DATA SECTION below:

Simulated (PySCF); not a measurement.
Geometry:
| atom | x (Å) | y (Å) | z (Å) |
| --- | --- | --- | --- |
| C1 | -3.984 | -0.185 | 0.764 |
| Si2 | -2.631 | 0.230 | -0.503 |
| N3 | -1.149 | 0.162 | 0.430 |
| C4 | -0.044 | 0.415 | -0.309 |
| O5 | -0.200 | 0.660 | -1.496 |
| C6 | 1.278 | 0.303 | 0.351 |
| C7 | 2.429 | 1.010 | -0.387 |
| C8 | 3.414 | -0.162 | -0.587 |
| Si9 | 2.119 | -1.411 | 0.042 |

End of DATA SECTION.

- ACTIVITY:
Set down the entire material again, exactly as it stands.

- WRITTEN RESPONSE:
Simulated (PySCF); not a measurement.
Geometry:
| atom | x (Å) | y (Å) | z (Å) |
| --- | --- | --- | --- |
| C1 | -3.984 | -0.185 | 0.764 |
| Si2 | -2.631 | 0.230 | -0.503 |
| N3 | -1.149 | 0.162 | 0.430 |
| C4 | -0.044 | 0.415 | -0.309 |
| O5 | -0.200 | 0.660 | -1.496 |
| C6 | 1.278 | 0.303 | 0.351 |
| C7 | 2.429 | 1.010 | -0.387 |
| C8 | 3.414 | -0.162 | -0.587 |
| Si9 | 2.119 | -1.411 | 0.042 |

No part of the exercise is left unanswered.